### Recorded information
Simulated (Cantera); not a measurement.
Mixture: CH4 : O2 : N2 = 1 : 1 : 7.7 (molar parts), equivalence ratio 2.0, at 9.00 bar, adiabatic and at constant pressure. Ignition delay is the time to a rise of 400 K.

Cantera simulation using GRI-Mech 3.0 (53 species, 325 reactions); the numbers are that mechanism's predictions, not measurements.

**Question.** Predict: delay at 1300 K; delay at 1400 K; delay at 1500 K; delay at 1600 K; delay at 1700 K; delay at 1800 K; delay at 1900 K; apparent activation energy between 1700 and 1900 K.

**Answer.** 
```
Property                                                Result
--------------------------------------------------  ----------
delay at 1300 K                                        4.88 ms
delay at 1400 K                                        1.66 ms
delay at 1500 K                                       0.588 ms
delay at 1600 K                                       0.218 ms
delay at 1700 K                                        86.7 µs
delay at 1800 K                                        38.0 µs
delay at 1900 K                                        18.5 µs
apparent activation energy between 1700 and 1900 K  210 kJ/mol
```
######

Requirement: Write out word for word only the lines from the start of the entries down to the line with "Mixture: CH4 : O2", please, including both ends.

Your response:
Simulated (Cantera); not a measurement.
Mixture: CH4 : O2 : N2 = 1 : 1 : 7.7 (molar parts), equivalence ratio 2.0, at 9.00 bar, adiabatic and at constant pressure. Ignition delay is the time to a rise of 400 K.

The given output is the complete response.